_Action item:_ Each record below should be written out again exactly as given.

── Stored data ──

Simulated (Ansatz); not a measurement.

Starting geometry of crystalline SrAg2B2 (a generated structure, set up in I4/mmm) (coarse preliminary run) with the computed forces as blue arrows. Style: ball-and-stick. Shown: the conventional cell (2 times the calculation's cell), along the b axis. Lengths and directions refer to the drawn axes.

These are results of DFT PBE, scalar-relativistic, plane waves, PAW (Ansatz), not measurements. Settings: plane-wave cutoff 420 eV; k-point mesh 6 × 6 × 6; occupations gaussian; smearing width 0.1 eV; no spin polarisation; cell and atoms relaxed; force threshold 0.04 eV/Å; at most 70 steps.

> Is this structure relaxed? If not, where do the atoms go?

───

_Response:_
Simulated (Ansatz); not a measurement.

Starting geometry of crystalline SrAg2B2 (a generated structure, set up in I4/mmm) (coarse preliminary run) with the computed forces as blue arrows. Style: ball-and-stick. Shown: the conventional cell (2 times the calculation's cell), along the b axis. Lengths and directions refer to the drawn axes.

These are results of DFT PBE, scalar-relativistic, plane waves, PAW (Ansatz), not measurements. Settings: plane-wave cutoff 420 eV; k-point mesh 6 × 6 × 6; occupations gaussian; smearing width 0.1 eV; no spin polarisation; cell and atoms relaxed; force threshold 0.04 eV/Å; at most 70 steps.

> Is this structure relaxed? If not, where do the atoms go?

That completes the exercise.